Listed entries.
<<<<

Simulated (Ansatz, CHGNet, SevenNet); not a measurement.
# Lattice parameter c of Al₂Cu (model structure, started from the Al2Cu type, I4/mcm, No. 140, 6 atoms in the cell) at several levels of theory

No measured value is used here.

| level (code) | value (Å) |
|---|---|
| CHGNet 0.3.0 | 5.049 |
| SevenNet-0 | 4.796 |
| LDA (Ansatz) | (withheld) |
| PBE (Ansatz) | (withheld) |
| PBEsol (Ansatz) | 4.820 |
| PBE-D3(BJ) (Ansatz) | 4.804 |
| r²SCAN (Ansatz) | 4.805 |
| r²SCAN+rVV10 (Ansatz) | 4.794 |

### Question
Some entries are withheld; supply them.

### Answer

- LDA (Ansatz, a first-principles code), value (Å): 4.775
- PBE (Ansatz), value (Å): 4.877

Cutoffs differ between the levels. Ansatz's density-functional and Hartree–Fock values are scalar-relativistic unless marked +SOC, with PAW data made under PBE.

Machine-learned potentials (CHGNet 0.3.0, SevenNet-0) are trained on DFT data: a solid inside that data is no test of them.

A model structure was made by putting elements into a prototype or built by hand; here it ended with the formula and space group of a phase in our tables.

>>>>

Action item.
Can you repeat, word for word, every line above from the one containing "No measured value is used here." down to the one containing "- PBE (Ansatz), value (Å): 4.877", including both?

Response area.
No measured value is used here.

| level (code) | value (Å) |
|---|---|
| CHGNet 0.3.0 | 5.049 |
| SevenNet-0 | 4.796 |
| LDA (Ansatz) | (withheld) |
| PBE (Ansatz) | (withheld) |
| PBEsol (Ansatz) | 4.820 |
| PBE-D3(BJ) (Ansatz) | 4.804 |
| r²SCAN (Ansatz) | 4.805 |
| r²SCAN+rVV10 (Ansatz) | 4.794 |

### Question
Some entries are withheld; supply them.

### Answer

- LDA (Ansatz, a first-principles code), value (Å): 4.775
- PBE (Ansatz), value (Å): 4.877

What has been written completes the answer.